Activity: An exact reprint of the whole listing is what the answer must contain.

Information:
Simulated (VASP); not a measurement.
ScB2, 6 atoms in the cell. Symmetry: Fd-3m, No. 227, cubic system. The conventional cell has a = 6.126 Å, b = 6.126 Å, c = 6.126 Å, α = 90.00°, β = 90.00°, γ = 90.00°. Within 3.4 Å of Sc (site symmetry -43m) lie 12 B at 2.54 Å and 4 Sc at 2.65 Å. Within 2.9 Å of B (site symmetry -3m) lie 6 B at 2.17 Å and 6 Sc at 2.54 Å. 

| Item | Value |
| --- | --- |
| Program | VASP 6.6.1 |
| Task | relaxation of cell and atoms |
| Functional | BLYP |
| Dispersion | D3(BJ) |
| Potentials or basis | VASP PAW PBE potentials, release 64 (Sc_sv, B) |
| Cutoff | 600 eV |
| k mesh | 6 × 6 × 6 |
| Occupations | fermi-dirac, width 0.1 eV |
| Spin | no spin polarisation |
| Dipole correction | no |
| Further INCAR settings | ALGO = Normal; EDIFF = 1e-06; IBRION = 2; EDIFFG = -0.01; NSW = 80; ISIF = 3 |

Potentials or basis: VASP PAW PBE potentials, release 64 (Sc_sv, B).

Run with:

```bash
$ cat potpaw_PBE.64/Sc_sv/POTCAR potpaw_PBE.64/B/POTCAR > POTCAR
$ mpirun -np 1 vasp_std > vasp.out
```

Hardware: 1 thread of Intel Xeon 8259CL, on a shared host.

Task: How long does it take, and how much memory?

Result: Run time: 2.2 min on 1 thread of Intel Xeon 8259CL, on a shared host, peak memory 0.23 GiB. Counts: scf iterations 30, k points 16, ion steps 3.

Solution:
Simulated (VASP); not a measurement.
ScB2, 6 atoms in the cell. Symmetry: Fd-3m, No. 227, cubic system. The conventional cell has a = 6.126 Å, b = 6.126 Å, c = 6.126 Å, α = 90.00°, β = 90.00°, γ = 90.00°. Within 3.4 Å of Sc (site symmetry -43m) lie 12 B at 2.54 Å and 4 Sc at 2.65 Å. Within 2.9 Å of B (site symmetry -3m) lie 6 B at 2.17 Å and 6 Sc at 2.54 Å. 

| Item | Value |
| --- | --- |
| Program | VASP 6.6.1 |
| Task | relaxation of cell and atoms |
| Functional | BLYP |
| Dispersion | D3(BJ) |
| Potentials or basis | VASP PAW PBE potentials, release 64 (Sc_sv, B) |
| Cutoff | 600 eV |
| k mesh | 6 × 6 × 6 |
| Occupations | fermi-dirac, width 0.1 eV |
| Spin | no spin polarisation |
| Dipole correction | no |
| Further INCAR settings | ALGO = Normal; EDIFF = 1e-06; IBRION = 2; EDIFFG = -0.01; NSW = 80; ISIF = 3 |

Potentials or basis: VASP PAW PBE potentials, release 64 (Sc_sv, B).

Run with:

```bash
$ cat potpaw_PBE.64/Sc_sv/POTCAR potpaw_PBE.64/B/POTCAR > POTCAR
$ mpirun -np 1 vasp_std > vasp.out
```

Hardware: 1 thread of Intel Xeon 8259CL, on a shared host.

Task: How long does it take, and how much memory?

Result: Run time: 2.2 min on 1 thread of Intel Xeon 8259CL, on a shared host, peak memory 0.23 GiB. Counts: scf iterations 30, k points 16, ion steps 3.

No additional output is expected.